### EXTRACTED ENTRIES:
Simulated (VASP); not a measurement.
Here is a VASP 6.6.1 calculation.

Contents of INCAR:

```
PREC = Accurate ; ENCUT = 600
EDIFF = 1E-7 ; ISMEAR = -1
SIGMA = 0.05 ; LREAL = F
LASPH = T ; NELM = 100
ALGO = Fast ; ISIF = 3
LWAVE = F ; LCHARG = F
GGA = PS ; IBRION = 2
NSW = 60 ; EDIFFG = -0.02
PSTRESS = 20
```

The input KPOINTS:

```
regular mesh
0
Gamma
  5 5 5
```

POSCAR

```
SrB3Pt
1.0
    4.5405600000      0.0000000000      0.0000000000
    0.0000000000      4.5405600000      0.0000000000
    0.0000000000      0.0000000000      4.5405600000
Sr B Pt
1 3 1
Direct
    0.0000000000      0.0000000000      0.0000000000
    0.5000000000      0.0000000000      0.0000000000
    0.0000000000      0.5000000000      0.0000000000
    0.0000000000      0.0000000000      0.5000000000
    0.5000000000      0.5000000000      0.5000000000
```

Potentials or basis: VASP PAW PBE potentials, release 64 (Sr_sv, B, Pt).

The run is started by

### BRIEF:
Write down, word for word, the lines above from the one containing "Here is a VASP 6.6.1 calculation." through the one containing "Potentials or basis: VASP", both ends included.

### ANSWER AREA:
Here is a VASP 6.6.1 calculation.

Contents of INCAR:

```
PREC = Accurate ; ENCUT = 600
EDIFF = 1E-7 ; ISMEAR = -1
SIGMA = 0.05 ; LREAL = F
LASPH = T ; NELM = 100
ALGO = Fast ; ISIF = 3
LWAVE = F ; LCHARG = F
GGA = PS ; IBRION = 2
NSW = 60 ; EDIFFG = -0.02
PSTRESS = 20
```

The input KPOINTS:

```
regular mesh
0
Gamma
  5 5 5
```

POSCAR

```
SrB3Pt
1.0
    4.5405600000      0.0000000000      0.0000000000
    0.0000000000      4.5405600000      0.0000000000
    0.0000000000      0.0000000000      4.5405600000
Sr B Pt
1 3 1
Direct
    0.0000000000      0.0000000000      0.0000000000
    0.5000000000      0.0000000000      0.0000000000
    0.0000000000      0.5000000000      0.0000000000
    0.0000000000      0.0000000000      0.5000000000
    0.5000000000      0.5000000000      0.5000000000
```

Potentials or basis: VASP PAW PBE potentials, release 64 (Sr_sv, B, Pt).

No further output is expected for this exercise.